§ **Work item**: Beginning at the top of the data below, write out every line exactly until you reach the line with "Atom numbers follow the list: Zn1, S2.", and include that line.

§ **Information**:
:::::

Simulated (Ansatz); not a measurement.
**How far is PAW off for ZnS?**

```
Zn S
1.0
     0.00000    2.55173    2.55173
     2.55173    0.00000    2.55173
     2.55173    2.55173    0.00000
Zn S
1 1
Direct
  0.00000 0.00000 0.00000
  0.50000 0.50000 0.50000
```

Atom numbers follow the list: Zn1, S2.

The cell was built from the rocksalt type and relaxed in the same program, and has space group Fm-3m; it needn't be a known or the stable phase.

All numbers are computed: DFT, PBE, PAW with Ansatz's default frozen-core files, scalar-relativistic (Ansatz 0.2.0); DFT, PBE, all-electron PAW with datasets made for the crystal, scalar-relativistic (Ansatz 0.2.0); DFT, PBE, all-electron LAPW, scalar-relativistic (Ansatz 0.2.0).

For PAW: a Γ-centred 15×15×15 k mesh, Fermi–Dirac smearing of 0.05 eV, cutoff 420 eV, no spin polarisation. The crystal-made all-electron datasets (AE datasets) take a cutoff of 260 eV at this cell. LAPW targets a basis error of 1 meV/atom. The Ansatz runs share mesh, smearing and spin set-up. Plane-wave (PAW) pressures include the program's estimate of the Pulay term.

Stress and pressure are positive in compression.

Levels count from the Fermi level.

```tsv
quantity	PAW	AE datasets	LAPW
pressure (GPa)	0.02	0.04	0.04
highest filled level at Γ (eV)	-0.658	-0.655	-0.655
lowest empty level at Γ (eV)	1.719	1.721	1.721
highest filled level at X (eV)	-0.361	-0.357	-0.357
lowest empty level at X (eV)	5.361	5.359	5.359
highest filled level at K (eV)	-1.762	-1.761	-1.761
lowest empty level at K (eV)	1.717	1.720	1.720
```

:::::

§ **Exercise response**:
Simulated (Ansatz); not a measurement.
**How far is PAW off for ZnS?**

```
Zn S
1.0
     0.00000    2.55173    2.55173
     2.55173    0.00000    2.55173
     2.55173    2.55173    0.00000
Zn S
1 1
Direct
  0.00000 0.00000 0.00000
  0.50000 0.50000 0.50000
```

Atom numbers follow the list: Zn1, S2.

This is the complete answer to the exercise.